◆ EXERCISE ◆
Once you reach the line containing "# Cross-check of" in the entries below, write out that line and each one after it down to the line containing "Symmetry: P6_3/mmc, No.", exactly and with nothing added.

.....
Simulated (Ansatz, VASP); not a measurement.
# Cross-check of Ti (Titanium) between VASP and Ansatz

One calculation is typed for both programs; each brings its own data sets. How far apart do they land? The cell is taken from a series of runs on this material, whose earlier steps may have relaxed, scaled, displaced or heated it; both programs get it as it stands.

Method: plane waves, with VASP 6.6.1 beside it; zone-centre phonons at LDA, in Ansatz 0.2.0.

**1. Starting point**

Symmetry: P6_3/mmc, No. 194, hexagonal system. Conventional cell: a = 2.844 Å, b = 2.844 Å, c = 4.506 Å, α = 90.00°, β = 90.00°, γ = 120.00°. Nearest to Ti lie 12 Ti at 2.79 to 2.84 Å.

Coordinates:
.....

◆ WRITTEN REPLY ◆
# Cross-check of Ti (Titanium) between VASP and Ansatz

One calculation is typed for both programs; each brings its own data sets. How far apart do they land? The cell is taken from a series of runs on this material, whose earlier steps may have relaxed, scaled, displaced or heated it; both programs get it as it stands.

Method: plane waves, with VASP 6.6.1 beside it; zone-centre phonons at LDA, in Ansatz 0.2.0.

**1. Starting point**

Symmetry: P6_3/mmc, No. 194, hexagonal system. Conventional cell: a = 2.844 Å, b = 2.844 Å, c = 4.506 Å, α = 90.00°, β = 90.00°, γ = 120.00°. Nearest to Ti lie 12 Ti at 2.79 to 2.84 Å.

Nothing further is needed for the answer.